◆ ACTION ITEM
Quote every line from the top of the listing down to and including the line that contains "What follows when this structure is relaxed?".

◆ RECORDED DATA
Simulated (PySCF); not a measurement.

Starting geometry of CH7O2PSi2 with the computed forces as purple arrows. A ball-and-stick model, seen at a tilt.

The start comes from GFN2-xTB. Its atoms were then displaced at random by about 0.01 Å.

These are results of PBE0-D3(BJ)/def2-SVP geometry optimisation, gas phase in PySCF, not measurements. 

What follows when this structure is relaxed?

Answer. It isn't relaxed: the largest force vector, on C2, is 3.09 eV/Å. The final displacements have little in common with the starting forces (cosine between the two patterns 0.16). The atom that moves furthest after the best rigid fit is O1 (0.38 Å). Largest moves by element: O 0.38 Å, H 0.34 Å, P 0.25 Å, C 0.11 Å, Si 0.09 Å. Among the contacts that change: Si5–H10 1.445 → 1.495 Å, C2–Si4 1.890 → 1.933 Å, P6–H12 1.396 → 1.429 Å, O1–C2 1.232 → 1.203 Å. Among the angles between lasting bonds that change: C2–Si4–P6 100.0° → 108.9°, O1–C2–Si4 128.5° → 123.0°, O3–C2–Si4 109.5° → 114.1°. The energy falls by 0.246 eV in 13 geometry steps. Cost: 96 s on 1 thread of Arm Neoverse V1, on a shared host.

◆ EXERCISE OUTPUT
Simulated (PySCF); not a measurement.

Starting geometry of CH7O2PSi2 with the computed forces as purple arrows. A ball-and-stick model, seen at a tilt.

The start comes from GFN2-xTB. Its atoms were then displaced at random by about 0.01 Å.

These are results of PBE0-D3(BJ)/def2-SVP geometry optimisation, gas phase in PySCF, not measurements. 

What follows when this structure is relaxed?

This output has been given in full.